▸ **WORK REQUEST**
Starting with the line that contains "Bonds: Si1-N2 1.701" and stopping after the line that contains "PySCF calculation with", copy the entries below exactly. Include nothing else.

▸ **EXTRACTED ENTRIES**
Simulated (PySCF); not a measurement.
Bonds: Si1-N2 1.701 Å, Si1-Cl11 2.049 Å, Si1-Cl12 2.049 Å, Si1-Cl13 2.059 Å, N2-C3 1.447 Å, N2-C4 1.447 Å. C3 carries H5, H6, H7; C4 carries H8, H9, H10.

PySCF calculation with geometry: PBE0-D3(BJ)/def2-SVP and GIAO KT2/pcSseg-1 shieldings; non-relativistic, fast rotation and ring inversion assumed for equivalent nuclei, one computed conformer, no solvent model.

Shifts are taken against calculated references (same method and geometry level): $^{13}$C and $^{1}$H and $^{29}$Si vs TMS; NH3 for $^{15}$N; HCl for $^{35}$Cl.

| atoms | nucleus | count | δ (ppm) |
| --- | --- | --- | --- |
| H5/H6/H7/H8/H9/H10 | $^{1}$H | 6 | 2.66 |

▸ **EXERCISE RESPONSE**
Bonds: Si1-N2 1.701 Å, Si1-Cl11 2.049 Å, Si1-Cl12 2.049 Å, Si1-Cl13 2.059 Å, N2-C3 1.447 Å, N2-C4 1.447 Å. C3 carries H5, H6, H7; C4 carries H8, H9, H10.

PySCF calculation with geometry: PBE0-D3(BJ)/def2-SVP and GIAO KT2/pcSseg-1 shieldings; non-relativistic, fast rotation and ring inversion assumed for equivalent nuclei, one computed conformer, no solvent model.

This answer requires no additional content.